* [TASK ITEM]: Using the material below, return exactly the lines between the one holding "Potentials or basis: Ansatz PAW." and the one holding "cutoffs and numerics.", inclusive, and no others.

* [LISTED RECORDS]:
Content starts
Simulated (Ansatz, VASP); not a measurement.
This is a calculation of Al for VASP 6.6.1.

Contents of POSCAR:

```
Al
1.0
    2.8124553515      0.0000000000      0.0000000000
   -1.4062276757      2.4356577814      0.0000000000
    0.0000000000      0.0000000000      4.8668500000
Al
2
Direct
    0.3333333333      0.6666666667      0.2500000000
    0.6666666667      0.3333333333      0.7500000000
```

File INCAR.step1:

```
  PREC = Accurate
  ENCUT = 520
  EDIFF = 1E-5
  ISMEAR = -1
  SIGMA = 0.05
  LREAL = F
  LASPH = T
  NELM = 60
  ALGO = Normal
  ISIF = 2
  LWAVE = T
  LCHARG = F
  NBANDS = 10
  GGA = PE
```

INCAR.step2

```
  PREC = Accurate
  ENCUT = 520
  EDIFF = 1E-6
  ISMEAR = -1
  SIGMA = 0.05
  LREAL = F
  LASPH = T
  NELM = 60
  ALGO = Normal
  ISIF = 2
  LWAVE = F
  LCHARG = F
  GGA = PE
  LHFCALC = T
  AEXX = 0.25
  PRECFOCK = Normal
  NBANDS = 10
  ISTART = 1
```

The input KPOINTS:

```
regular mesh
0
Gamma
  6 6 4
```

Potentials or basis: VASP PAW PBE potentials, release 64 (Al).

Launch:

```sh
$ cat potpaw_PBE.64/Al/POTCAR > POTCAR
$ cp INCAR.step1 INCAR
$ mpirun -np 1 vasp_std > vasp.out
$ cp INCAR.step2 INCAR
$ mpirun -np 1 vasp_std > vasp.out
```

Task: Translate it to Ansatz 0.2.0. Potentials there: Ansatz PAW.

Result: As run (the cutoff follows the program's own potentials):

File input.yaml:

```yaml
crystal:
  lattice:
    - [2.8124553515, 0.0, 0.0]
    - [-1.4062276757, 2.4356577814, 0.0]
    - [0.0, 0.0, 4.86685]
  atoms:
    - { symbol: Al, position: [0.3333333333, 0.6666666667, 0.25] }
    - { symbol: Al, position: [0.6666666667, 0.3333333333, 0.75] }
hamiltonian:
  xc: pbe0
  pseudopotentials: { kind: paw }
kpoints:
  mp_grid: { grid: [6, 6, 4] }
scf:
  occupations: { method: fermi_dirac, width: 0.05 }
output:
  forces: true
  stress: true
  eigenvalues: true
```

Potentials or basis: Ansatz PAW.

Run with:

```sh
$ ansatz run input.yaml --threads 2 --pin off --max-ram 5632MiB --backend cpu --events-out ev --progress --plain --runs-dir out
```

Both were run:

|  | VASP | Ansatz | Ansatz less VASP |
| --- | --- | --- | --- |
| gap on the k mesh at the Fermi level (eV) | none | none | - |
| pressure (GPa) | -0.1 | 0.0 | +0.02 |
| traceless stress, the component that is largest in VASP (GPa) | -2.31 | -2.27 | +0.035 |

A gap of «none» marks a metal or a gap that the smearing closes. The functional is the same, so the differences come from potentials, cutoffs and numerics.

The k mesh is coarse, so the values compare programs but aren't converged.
Content ends

* [YOUR RESPONSE]:
Potentials or basis: Ansatz PAW.

Run with:

```sh
$ ansatz run input.yaml --threads 2 --pin off --max-ram 5632MiB --backend cpu --events-out ev --progress --plain --runs-dir out
```

Both were run:

|  | VASP | Ansatz | Ansatz less VASP |
| --- | --- | --- | --- |
| gap on the k mesh at the Fermi level (eV) | none | none | - |
| pressure (GPa) | -0.1 | 0.0 | +0.02 |
| traceless stress, the component that is largest in VASP (GPa) | -2.31 | -2.27 | +0.035 |

A gap of «none» marks a metal or a gap that the smearing closes. The functional is the same, so the differences come from potentials, cutoffs and numerics.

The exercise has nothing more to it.